★ ★ ★ ★ ★

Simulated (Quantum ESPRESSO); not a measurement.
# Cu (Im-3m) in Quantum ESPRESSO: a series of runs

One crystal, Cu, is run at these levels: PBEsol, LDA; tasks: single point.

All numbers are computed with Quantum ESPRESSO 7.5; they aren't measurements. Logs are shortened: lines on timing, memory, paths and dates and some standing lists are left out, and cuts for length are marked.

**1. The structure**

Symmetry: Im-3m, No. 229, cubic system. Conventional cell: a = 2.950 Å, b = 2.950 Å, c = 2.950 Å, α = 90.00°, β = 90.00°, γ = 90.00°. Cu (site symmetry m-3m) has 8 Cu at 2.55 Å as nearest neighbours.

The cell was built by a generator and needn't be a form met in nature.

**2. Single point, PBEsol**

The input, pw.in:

★ ★ ★ ★ ★

*EXERCISE*. Repeat the entries above exactly, from the first line through the line containing "One crystal, Cu, is".

*TASK RESULT*.
Simulated (Quantum ESPRESSO); not a measurement.
# Cu (Im-3m) in Quantum ESPRESSO: a series of runs

One crystal, Cu, is run at these levels: PBEsol, LDA; tasks: single point.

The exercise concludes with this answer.